--- Brief ---
Print the lines in the listing below that fall between the line with "SnO: 2 atoms, total" and the line with "Question: Estimate what", those two lines included, exactly as they stand and with nothing else.

•••

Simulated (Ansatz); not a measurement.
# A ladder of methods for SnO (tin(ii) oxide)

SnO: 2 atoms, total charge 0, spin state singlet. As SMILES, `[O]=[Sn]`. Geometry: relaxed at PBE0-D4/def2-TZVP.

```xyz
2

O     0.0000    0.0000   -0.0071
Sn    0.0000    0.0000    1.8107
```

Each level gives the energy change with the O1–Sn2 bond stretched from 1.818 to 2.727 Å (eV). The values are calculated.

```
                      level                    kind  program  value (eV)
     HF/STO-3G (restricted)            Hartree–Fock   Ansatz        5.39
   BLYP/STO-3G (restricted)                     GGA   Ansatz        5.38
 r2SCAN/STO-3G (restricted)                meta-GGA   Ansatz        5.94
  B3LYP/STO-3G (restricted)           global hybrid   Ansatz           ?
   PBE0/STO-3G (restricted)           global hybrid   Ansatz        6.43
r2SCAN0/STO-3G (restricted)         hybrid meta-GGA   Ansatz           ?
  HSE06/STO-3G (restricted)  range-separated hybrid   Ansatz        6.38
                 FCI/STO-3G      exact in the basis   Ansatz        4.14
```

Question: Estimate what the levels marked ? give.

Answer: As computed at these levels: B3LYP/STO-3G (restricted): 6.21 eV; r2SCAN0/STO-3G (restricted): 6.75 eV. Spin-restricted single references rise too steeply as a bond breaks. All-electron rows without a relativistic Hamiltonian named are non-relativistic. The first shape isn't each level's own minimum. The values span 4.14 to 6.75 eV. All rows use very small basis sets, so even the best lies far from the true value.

•••

--- Your response ---
SnO: 2 atoms, total charge 0, spin state singlet. As SMILES, `[O]=[Sn]`. Geometry: relaxed at PBE0-D4/def2-TZVP.

```xyz
2

O     0.0000    0.0000   -0.0071
Sn    0.0000    0.0000    1.8107
```

Each level gives the energy change with the O1–Sn2 bond stretched from 1.818 to 2.727 Å (eV). The values are calculated.

```
                      level                    kind  program  value (eV)
     HF/STO-3G (restricted)            Hartree–Fock   Ansatz        5.39
   BLYP/STO-3G (restricted)                     GGA   Ansatz        5.38
 r2SCAN/STO-3G (restricted)                meta-GGA   Ansatz        5.94
  B3LYP/STO-3G (restricted)           global hybrid   Ansatz           ?
   PBE0/STO-3G (restricted)           global hybrid   Ansatz        6.43
r2SCAN0/STO-3G (restricted)         hybrid meta-GGA   Ansatz           ?
  HSE06/STO-3G (restricted)  range-separated hybrid   Ansatz        6.38
                 FCI/STO-3G      exact in the basis   Ansatz        4.14
```

Question: Estimate what the levels marked ? give.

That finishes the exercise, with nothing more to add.